• _Dataset excerpts_
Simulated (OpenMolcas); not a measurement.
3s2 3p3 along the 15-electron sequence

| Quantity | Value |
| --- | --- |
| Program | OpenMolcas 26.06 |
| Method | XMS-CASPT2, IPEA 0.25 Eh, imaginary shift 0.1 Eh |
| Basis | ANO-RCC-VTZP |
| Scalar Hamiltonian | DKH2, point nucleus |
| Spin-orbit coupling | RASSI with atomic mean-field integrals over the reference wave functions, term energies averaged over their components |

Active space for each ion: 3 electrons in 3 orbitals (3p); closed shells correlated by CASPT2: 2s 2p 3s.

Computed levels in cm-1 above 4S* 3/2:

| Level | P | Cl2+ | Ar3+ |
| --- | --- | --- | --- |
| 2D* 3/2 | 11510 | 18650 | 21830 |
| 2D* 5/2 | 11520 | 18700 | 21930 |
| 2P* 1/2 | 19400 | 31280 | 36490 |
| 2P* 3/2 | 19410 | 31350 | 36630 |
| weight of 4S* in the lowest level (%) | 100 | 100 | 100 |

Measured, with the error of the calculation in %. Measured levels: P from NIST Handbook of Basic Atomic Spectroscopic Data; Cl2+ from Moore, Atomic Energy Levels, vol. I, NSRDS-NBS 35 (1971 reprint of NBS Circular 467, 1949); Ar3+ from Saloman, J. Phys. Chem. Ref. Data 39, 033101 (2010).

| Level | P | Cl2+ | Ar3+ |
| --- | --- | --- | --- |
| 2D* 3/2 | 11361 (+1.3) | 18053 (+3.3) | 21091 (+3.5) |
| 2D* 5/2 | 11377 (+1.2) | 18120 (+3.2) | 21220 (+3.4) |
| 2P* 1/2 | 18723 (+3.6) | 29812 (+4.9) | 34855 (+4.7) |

• _Work order_
Produce only the lines from the line containing "31280 | 36490 |" through the line containing "21220 (+3.4) |", inclusive of both, exactly as they stand in the entries above.

• _Answer box_
| 2P* 1/2 | 19400 | 31280 | 36490 |
| 2P* 3/2 | 19410 | 31350 | 36630 |
| weight of 4S* in the lowest level (%) | 100 | 100 | 100 |

Measured, with the error of the calculation in %. Measured levels: P from NIST Handbook of Basic Atomic Spectroscopic Data; Cl2+ from Moore, Atomic Energy Levels, vol. I, NSRDS-NBS 35 (1971 reprint of NBS Circular 467, 1949); Ar3+ from Saloman, J. Phys. Chem. Ref. Data 39, 033101 (2010).

| Level | P | Cl2+ | Ar3+ |
| --- | --- | --- | --- |
| 2D* 3/2 | 11361 (+1.3) | 18053 (+3.3) | 21091 (+3.5) |
| 2D* 5/2 | 11377 (+1.2) | 18120 (+3.2) | 21220 (+3.4) |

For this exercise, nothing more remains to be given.